Copy the entries exactly. Leave nothing out and add nothing.

##### Information shown

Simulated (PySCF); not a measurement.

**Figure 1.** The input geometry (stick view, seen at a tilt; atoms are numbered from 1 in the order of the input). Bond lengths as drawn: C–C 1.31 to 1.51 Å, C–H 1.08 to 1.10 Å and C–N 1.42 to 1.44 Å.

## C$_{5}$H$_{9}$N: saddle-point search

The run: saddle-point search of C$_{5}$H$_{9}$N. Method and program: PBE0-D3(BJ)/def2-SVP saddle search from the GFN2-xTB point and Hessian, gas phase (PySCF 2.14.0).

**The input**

##########

* Task answer
Simulated (PySCF); not a measurement.

**Figure 1.** The input geometry (stick view, seen at a tilt; atoms are numbered from 1 in the order of the input). Bond lengths as drawn: C–C 1.31 to 1.51 Å, C–H 1.08 to 1.10 Å and C–N 1.42 to 1.44 Å.

## C$_{5}$H$_{9}$N: saddle-point search

The run: saddle-point search of C$_{5}$H$_{9}$N. Method and program: PBE0-D3(BJ)/def2-SVP saddle search from the GFN2-xTB point and Hessian, gas phase (PySCF 2.14.0).

**The input**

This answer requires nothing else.